▶ [Requirement]:
All of the data that appears below is to be given again precisely as written.

▶ [Supplied entries]:
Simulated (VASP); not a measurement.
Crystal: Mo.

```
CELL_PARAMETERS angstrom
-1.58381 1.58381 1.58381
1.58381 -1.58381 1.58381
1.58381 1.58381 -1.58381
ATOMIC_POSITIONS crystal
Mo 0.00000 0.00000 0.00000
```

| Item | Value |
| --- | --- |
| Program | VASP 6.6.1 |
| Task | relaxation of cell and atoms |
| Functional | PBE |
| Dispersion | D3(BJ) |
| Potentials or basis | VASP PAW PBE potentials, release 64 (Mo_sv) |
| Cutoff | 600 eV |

▶ [Exercise answer]:
Simulated (VASP); not a measurement.
Crystal: Mo.

```
CELL_PARAMETERS angstrom
-1.58381 1.58381 1.58381
1.58381 -1.58381 1.58381
1.58381 1.58381 -1.58381
ATOMIC_POSITIONS crystal
Mo 0.00000 0.00000 0.00000
```

| Item | Value |
| --- | --- |
| Program | VASP 6.6.1 |
| Task | relaxation of cell and atoms |
| Functional | PBE |
| Dispersion | D3(BJ) |
| Potentials or basis | VASP PAW PBE potentials, release 64 (Mo_sv) |
| Cutoff | 600 eV |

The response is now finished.